## Supplied records:
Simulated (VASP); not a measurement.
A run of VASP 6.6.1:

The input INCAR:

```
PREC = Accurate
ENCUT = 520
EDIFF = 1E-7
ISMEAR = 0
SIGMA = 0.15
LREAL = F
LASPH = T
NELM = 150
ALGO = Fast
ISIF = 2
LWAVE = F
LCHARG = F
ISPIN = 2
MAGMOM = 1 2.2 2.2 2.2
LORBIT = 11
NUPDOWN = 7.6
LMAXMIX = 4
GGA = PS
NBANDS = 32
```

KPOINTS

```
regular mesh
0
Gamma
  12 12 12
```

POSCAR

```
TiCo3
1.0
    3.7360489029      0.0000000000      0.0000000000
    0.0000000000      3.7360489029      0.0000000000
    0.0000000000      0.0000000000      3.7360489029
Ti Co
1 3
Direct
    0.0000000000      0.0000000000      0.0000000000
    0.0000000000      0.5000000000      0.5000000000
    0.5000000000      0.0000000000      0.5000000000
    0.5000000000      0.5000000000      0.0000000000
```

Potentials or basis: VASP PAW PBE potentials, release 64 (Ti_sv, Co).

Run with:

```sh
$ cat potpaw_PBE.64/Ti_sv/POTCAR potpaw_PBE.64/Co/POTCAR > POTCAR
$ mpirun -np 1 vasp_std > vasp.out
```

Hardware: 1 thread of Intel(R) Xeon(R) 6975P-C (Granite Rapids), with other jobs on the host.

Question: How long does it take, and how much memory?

## Work item:
Please write out exactly the lines from the start of the data through the line that contains "Hardware: 1 thread", both ends included, and nothing else.

## Task output:
Simulated (VASP); not a measurement.
A run of VASP 6.6.1:

The input INCAR:

```
PREC = Accurate
ENCUT = 520
EDIFF = 1E-7
ISMEAR = 0
SIGMA = 0.15
LREAL = F
LASPH = T
NELM = 150
ALGO = Fast
ISIF = 2
LWAVE = F
LCHARG = F
ISPIN = 2
MAGMOM = 1 2.2 2.2 2.2
LORBIT = 11
NUPDOWN = 7.6
LMAXMIX = 4
GGA = PS
NBANDS = 32
```

KPOINTS

```
regular mesh
0
Gamma
  12 12 12
```

POSCAR

```
TiCo3
1.0
    3.7360489029      0.0000000000      0.0000000000
    0.0000000000      3.7360489029      0.0000000000
    0.0000000000      0.0000000000      3.7360489029
Ti Co
1 3
Direct
    0.0000000000      0.0000000000      0.0000000000
    0.0000000000      0.5000000000      0.5000000000
    0.5000000000      0.0000000000      0.5000000000
    0.5000000000      0.5000000000      0.0000000000
```

Potentials or basis: VASP PAW PBE potentials, release 64 (Ti_sv, Co).

Run with:

```sh
$ cat potpaw_PBE.64/Ti_sv/POTCAR potpaw_PBE.64/Co/POTCAR > POTCAR
$ mpirun -np 1 vasp_std > vasp.out
```

Hardware: 1 thread of Intel(R) Xeon(R) 6975P-C (Granite Rapids), with other jobs on the host.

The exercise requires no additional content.